### Assignment
Output each record exactly. Leave none out.

[Opening Given information section]

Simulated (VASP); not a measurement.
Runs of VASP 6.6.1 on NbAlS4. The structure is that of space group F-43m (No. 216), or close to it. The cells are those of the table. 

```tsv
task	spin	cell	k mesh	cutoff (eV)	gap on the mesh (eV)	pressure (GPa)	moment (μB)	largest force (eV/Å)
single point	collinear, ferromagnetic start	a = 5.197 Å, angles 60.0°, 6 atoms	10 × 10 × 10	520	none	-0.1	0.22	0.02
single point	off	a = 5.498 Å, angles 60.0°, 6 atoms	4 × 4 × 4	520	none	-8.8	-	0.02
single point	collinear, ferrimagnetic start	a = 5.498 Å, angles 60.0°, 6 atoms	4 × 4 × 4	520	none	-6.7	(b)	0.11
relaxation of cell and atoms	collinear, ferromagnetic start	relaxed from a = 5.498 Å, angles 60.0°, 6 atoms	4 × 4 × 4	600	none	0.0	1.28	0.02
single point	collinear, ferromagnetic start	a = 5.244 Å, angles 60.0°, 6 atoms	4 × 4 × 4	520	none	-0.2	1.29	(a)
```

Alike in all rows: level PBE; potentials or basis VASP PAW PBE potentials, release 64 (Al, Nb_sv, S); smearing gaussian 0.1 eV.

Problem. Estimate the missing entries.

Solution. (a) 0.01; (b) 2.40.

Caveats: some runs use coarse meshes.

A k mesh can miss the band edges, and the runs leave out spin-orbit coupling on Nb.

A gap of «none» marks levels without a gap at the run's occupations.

[Closing Given information section]

### Written solution
Simulated (VASP); not a measurement.
Runs of VASP 6.6.1 on NbAlS4. The structure is that of space group F-43m (No. 216), or close to it. The cells are those of the table. 

```tsv
task	spin	cell	k mesh	cutoff (eV)	gap on the mesh (eV)	pressure (GPa)	moment (μB)	largest force (eV/Å)
single point	collinear, ferromagnetic start	a = 5.197 Å, angles 60.0°, 6 atoms	10 × 10 × 10	520	none	-0.1	0.22	0.02
single point	off	a = 5.498 Å, angles 60.0°, 6 atoms	4 × 4 × 4	520	none	-8.8	-	0.02
single point	collinear, ferrimagnetic start	a = 5.498 Å, angles 60.0°, 6 atoms	4 × 4 × 4	520	none	-6.7	(b)	0.11
relaxation of cell and atoms	collinear, ferromagnetic start	relaxed from a = 5.498 Å, angles 60.0°, 6 atoms	4 × 4 × 4	600	none	0.0	1.28	0.02
single point	collinear, ferromagnetic start	a = 5.244 Å, angles 60.0°, 6 atoms	4 × 4 × 4	520	none	-0.2	1.29	(a)
```

Alike in all rows: level PBE; potentials or basis VASP PAW PBE potentials, release 64 (Al, Nb_sv, S); smearing gaussian 0.1 eV.

Problem. Estimate the missing entries.

Solution. (a) 0.01; (b) 2.40.

Caveats: some runs use coarse meshes.

A k mesh can miss the band edges, and the runs leave out spin-orbit coupling on Nb.

A gap of «none» marks levels without a gap at the run's occupations.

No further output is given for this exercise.